THE DATA
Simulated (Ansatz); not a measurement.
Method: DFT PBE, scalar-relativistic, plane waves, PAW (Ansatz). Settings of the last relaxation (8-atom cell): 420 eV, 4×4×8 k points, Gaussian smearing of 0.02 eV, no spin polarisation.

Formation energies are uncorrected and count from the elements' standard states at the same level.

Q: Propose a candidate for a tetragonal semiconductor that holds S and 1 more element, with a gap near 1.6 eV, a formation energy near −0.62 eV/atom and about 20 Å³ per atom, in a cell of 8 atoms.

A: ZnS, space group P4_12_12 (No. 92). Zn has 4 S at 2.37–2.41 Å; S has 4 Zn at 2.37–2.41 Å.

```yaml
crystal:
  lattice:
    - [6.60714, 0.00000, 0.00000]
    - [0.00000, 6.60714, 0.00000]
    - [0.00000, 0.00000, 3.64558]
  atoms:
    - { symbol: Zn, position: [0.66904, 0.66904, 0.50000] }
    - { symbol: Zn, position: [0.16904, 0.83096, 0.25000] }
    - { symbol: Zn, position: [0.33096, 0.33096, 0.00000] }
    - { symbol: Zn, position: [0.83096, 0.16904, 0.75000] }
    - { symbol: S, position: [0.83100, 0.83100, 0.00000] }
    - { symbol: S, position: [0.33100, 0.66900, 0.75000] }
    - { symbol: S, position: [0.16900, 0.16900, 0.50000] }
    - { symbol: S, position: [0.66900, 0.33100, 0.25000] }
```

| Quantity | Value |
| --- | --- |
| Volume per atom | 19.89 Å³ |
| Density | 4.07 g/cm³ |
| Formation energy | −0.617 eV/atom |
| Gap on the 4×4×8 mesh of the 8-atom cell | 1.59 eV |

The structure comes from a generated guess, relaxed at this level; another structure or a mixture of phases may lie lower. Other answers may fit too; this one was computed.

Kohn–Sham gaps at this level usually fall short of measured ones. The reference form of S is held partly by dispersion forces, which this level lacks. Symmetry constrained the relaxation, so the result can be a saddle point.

ASSIGNMENT
Transcribe only the lines from the beginning of the entries to the line with "The structure comes", inclusive, exactly as written.

WRITTEN SOLUTION
Simulated (Ansatz); not a measurement.
Method: DFT PBE, scalar-relativistic, plane waves, PAW (Ansatz). Settings of the last relaxation (8-atom cell): 420 eV, 4×4×8 k points, Gaussian smearing of 0.02 eV, no spin polarisation.

Formation energies are uncorrected and count from the elements' standard states at the same level.

Q: Propose a candidate for a tetragonal semiconductor that holds S and 1 more element, with a gap near 1.6 eV, a formation energy near −0.62 eV/atom and about 20 Å³ per atom, in a cell of 8 atoms.

A: ZnS, space group P4_12_12 (No. 92). Zn has 4 S at 2.37–2.41 Å; S has 4 Zn at 2.37–2.41 Å.

```yaml
crystal:
  lattice:
    - [6.60714, 0.00000, 0.00000]
    - [0.00000, 6.60714, 0.00000]
    - [0.00000, 0.00000, 3.64558]
  atoms:
    - { symbol: Zn, position: [0.66904, 0.66904, 0.50000] }
    - { symbol: Zn, position: [0.16904, 0.83096, 0.25000] }
    - { symbol: Zn, position: [0.33096, 0.33096, 0.00000] }
    - { symbol: Zn, position: [0.83096, 0.16904, 0.75000] }
    - { symbol: S, position: [0.83100, 0.83100, 0.00000] }
    - { symbol: S, position: [0.33100, 0.66900, 0.75000] }
    - { symbol: S, position: [0.16900, 0.16900, 0.50000] }
    - { symbol: S, position: [0.66900, 0.33100, 0.25000] }
```

| Quantity | Value |
| --- | --- |
| Volume per atom | 19.89 Å³ |
| Density | 4.07 g/cm³ |
| Formation energy | −0.617 eV/atom |
| Gap on the 4×4×8 mesh of the 8-atom cell | 1.59 eV |

The structure comes from a generated guess, relaxed at this level; another structure or a mixture of phases may lie lower. Other answers may fit too; this one was computed.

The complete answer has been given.